Exercise: Using the data that follows, return exactly the lines from the one that contains "# MgCdO: single point with PBE" through the one that contains "Functional | PBE |", ends included.

Supplied material:
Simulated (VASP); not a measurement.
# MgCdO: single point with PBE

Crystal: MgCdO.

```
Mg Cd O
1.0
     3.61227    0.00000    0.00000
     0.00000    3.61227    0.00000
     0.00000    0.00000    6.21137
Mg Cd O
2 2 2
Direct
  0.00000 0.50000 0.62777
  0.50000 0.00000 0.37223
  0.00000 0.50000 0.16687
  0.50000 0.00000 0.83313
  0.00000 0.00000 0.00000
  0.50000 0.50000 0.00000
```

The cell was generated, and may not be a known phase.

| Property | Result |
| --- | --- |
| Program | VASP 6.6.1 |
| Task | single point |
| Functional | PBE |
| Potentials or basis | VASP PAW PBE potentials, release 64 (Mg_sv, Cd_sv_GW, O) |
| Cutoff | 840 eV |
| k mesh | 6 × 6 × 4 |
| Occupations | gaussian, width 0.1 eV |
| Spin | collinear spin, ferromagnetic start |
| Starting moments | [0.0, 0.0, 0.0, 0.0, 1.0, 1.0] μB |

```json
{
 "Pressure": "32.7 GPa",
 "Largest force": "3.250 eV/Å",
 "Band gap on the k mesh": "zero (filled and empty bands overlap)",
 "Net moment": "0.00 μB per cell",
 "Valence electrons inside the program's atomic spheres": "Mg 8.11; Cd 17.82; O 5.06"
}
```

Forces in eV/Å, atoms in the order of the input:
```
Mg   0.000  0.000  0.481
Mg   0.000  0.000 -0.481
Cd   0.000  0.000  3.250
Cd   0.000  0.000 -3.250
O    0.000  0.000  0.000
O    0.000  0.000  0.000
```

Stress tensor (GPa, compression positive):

Response area:
# MgCdO: single point with PBE

Crystal: MgCdO.

```
Mg Cd O
1.0
     3.61227    0.00000    0.00000
     0.00000    3.61227    0.00000
     0.00000    0.00000    6.21137
Mg Cd O
2 2 2
Direct
  0.00000 0.50000 0.62777
  0.50000 0.00000 0.37223
  0.00000 0.50000 0.16687
  0.50000 0.00000 0.83313
  0.00000 0.00000 0.00000
  0.50000 0.50000 0.00000
```

The cell was generated, and may not be a known phase.

| Property | Result |
| --- | --- |
| Program | VASP 6.6.1 |
| Task | single point |
| Functional | PBE |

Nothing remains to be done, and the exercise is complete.